--- Action item ---
A word-for-word restatement of every record is required.

--- Input data ---
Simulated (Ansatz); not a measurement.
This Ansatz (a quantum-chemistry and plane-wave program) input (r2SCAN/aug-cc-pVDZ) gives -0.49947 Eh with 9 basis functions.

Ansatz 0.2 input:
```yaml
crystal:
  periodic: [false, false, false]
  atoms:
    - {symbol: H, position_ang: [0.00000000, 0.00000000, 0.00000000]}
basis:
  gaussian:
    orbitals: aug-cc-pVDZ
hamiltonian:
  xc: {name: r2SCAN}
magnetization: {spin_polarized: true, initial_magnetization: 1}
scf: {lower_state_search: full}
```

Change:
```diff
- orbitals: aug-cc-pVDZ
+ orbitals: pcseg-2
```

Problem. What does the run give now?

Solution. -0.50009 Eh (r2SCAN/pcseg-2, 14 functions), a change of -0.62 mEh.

--- Your solution ---
Simulated (Ansatz); not a measurement.
This Ansatz (a quantum-chemistry and plane-wave program) input (r2SCAN/aug-cc-pVDZ) gives -0.49947 Eh with 9 basis functions.

Ansatz 0.2 input:
```yaml
crystal:
  periodic: [false, false, false]
  atoms:
    - {symbol: H, position_ang: [0.00000000, 0.00000000, 0.00000000]}
basis:
  gaussian:
    orbitals: aug-cc-pVDZ
hamiltonian:
  xc: {name: r2SCAN}
magnetization: {spin_polarized: true, initial_magnetization: 1}
scf: {lower_state_search: full}
```

Change:
```diff
- orbitals: aug-cc-pVDZ
+ orbitals: pcseg-2
```

Problem. What does the run give now?

Solution. -0.50009 Eh (r2SCAN/pcseg-2, 14 functions), a change of -0.62 mEh.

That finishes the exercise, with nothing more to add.